━━━━━ DATASET EXCERPTS
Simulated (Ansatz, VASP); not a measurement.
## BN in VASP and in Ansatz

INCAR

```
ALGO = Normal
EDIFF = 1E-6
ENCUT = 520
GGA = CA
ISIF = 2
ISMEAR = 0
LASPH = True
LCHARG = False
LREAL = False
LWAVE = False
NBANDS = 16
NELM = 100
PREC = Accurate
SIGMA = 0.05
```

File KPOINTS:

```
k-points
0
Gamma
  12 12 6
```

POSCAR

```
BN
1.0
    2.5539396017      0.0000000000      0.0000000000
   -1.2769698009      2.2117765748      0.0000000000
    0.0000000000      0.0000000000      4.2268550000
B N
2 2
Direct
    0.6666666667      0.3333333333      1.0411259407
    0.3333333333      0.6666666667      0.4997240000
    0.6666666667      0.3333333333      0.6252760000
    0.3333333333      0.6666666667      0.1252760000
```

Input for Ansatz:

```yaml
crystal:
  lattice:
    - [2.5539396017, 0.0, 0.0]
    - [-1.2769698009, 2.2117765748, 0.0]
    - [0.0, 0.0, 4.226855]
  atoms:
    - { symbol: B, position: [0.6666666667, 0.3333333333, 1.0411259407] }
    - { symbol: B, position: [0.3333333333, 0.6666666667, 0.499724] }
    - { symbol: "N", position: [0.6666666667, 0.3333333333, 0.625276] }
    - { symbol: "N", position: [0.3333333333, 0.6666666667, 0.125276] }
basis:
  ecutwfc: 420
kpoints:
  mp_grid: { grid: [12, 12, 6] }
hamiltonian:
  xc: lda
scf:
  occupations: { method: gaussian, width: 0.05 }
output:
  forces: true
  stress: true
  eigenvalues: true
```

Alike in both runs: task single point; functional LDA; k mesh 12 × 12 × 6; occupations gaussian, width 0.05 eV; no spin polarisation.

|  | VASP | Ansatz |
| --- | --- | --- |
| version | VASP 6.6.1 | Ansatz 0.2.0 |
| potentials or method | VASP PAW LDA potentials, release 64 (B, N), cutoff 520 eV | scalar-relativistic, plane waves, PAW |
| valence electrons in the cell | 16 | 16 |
━━━━━━━━━━

#### WORK REQUEST:
Using the material above, quote the first line and each line after it, stopping at and including the line that holds "waves, PAW |".

#### REPLY:
Simulated (Ansatz, VASP); not a measurement.
## BN in VASP and in Ansatz

INCAR

```
ALGO = Normal
EDIFF = 1E-6
ENCUT = 520
GGA = CA
ISIF = 2
ISMEAR = 0
LASPH = True
LCHARG = False
LREAL = False
LWAVE = False
NBANDS = 16
NELM = 100
PREC = Accurate
SIGMA = 0.05
```

File KPOINTS:

```
k-points
0
Gamma
  12 12 6
```

POSCAR

```
BN
1.0
    2.5539396017      0.0000000000      0.0000000000
   -1.2769698009      2.2117765748      0.0000000000
    0.0000000000      0.0000000000      4.2268550000
B N
2 2
Direct
    0.6666666667      0.3333333333      1.0411259407
    0.3333333333      0.6666666667      0.4997240000
    0.6666666667      0.3333333333      0.6252760000
    0.3333333333      0.6666666667      0.1252760000
```

Input for Ansatz:

```yaml
crystal:
  lattice:
    - [2.5539396017, 0.0, 0.0]
    - [-1.2769698009, 2.2117765748, 0.0]
    - [0.0, 0.0, 4.226855]
  atoms:
    - { symbol: B, position: [0.6666666667, 0.3333333333, 1.0411259407] }
    - { symbol: B, position: [0.3333333333, 0.6666666667, 0.499724] }
    - { symbol: "N", position: [0.6666666667, 0.3333333333, 0.625276] }
    - { symbol: "N", position: [0.3333333333, 0.6666666667, 0.125276] }
basis:
  ecutwfc: 420
kpoints:
  mp_grid: { grid: [12, 12, 6] }
hamiltonian:
  xc: lda
scf:
  occupations: { method: gaussian, width: 0.05 }
output:
  forces: true
  stress: true
  eigenvalues: true
```

Alike in both runs: task single point; functional LDA; k mesh 12 × 12 × 6; occupations gaussian, width 0.05 eV; no spin polarisation.

|  | VASP | Ansatz |
| --- | --- | --- |
| version | VASP 6.6.1 | Ansatz 0.2.0 |
| potentials or method | VASP PAW LDA potentials, release 64 (B, N), cutoff 520 eV | scalar-relativistic, plane waves, PAW |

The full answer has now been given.